WORK ORDER
Line by line, reproduce the material below exactly.

[Opening INFORMATION GIVEN section]

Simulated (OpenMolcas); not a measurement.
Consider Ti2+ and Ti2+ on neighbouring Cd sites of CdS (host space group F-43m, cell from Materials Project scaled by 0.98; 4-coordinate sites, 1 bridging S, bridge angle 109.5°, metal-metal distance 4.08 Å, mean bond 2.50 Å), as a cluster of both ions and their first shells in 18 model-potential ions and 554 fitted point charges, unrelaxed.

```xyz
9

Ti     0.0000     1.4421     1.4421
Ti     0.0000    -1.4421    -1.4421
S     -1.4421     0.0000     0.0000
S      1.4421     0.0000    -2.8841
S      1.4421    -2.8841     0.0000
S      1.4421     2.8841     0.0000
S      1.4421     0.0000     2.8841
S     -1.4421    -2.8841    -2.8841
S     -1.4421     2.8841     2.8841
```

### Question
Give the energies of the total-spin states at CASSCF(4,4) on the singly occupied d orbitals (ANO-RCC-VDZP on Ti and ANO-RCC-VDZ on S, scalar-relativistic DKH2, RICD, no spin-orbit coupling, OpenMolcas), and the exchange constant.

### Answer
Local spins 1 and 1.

[Closing INFORMATION GIVEN section]

TASK RESPONSE
Simulated (OpenMolcas); not a measurement.
Consider Ti2+ and Ti2+ on neighbouring Cd sites of CdS (host space group F-43m, cell from Materials Project scaled by 0.98; 4-coordinate sites, 1 bridging S, bridge angle 109.5°, metal-metal distance 4.08 Å, mean bond 2.50 Å), as a cluster of both ions and their first shells in 18 model-potential ions and 554 fitted point charges, unrelaxed.

```xyz
9

Ti     0.0000     1.4421     1.4421
Ti     0.0000    -1.4421    -1.4421
S     -1.4421     0.0000     0.0000
S      1.4421     0.0000    -2.8841
S      1.4421    -2.8841     0.0000
S      1.4421     2.8841     0.0000
S      1.4421     0.0000     2.8841
S     -1.4421    -2.8841    -2.8841
S     -1.4421     2.8841     2.8841
```

### Question
Give the energies of the total-spin states at CASSCF(4,4) on the singly occupied d orbitals (ANO-RCC-VDZP on Ti and ANO-RCC-VDZ on S, scalar-relativistic DKH2, RICD, no spin-orbit coupling, OpenMolcas), and the exchange constant.

### Answer
Local spins 1 and 1.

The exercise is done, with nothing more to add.